Work item: The whole listing is to be printed again exactly.

Entries supplied:
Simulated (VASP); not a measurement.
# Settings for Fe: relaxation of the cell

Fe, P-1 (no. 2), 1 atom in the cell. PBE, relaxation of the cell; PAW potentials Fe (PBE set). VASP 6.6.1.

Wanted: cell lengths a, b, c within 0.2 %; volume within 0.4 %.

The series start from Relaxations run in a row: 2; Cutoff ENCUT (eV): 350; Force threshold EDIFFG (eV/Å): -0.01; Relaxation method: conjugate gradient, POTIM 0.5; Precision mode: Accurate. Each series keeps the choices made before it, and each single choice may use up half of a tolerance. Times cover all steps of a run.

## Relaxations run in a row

Response box:
Simulated (VASP); not a measurement.
# Settings for Fe: relaxation of the cell

Fe, P-1 (no. 2), 1 atom in the cell. PBE, relaxation of the cell; PAW potentials Fe (PBE set). VASP 6.6.1.

Wanted: cell lengths a, b, c within 0.2 %; volume within 0.4 %.

The series start from Relaxations run in a row: 2; Cutoff ENCUT (eV): 350; Force threshold EDIFFG (eV/Å): -0.01; Relaxation method: conjugate gradient, POTIM 0.5; Precision mode: Accurate. Each series keeps the choices made before it, and each single choice may use up half of a tolerance. Times cover all steps of a run.

## Relaxations run in a row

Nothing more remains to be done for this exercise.